####################

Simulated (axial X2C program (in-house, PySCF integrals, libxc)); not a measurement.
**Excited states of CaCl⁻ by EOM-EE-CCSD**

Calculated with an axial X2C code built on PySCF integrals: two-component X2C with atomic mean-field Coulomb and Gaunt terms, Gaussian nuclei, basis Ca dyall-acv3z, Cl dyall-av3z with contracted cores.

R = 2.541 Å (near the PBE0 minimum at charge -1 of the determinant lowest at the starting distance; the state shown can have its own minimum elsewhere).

####################

- **ACTIVITY**: Repeat each line above exactly as it stands.

- **TASK RESULT**:
Simulated (axial X2C program (in-house, PySCF integrals, libxc)); not a measurement.
**Excited states of CaCl⁻ by EOM-EE-CCSD**

Calculated with an axial X2C code built on PySCF integrals: two-component X2C with atomic mean-field Coulomb and Gaunt terms, Gaussian nuclei, basis Ca dyall-acv3z, Cl dyall-av3z with contracted cores.

R = 2.541 Å (near the PBE0 minimum at charge -1 of the determinant lowest at the starting distance; the state shown can have its own minimum elsewhere).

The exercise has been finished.